EXTRACTED INFORMATION
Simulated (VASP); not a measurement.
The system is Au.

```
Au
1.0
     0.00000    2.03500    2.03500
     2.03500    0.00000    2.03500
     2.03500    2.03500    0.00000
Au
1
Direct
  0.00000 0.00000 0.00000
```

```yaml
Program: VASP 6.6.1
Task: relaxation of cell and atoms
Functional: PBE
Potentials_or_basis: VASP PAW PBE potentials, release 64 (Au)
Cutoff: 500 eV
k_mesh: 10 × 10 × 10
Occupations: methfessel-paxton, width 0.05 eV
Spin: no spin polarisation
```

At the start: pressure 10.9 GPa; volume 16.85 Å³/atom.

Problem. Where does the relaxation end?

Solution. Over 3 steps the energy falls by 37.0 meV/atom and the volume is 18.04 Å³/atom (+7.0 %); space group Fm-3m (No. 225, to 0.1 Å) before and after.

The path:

WORK TASK
Having read the entries above, repeat them exactly.

ANSWER SECTION
Simulated (VASP); not a measurement.
The system is Au.

```
Au
1.0
     0.00000    2.03500    2.03500
     2.03500    0.00000    2.03500
     2.03500    2.03500    0.00000
Au
1
Direct
  0.00000 0.00000 0.00000
```

```yaml
Program: VASP 6.6.1
Task: relaxation of cell and atoms
Functional: PBE
Potentials_or_basis: VASP PAW PBE potentials, release 64 (Au)
Cutoff: 500 eV
k_mesh: 10 × 10 × 10
Occupations: methfessel-paxton, width 0.05 eV
Spin: no spin polarisation
```

At the start: pressure 10.9 GPa; volume 16.85 Å³/atom.

Problem. Where does the relaxation end?

Solution. Over 3 steps the energy falls by 37.0 meV/atom and the volume is 18.04 Å³/atom (+7.0 %); space group Fm-3m (No. 225, to 0.1 Å) before and after.

The path:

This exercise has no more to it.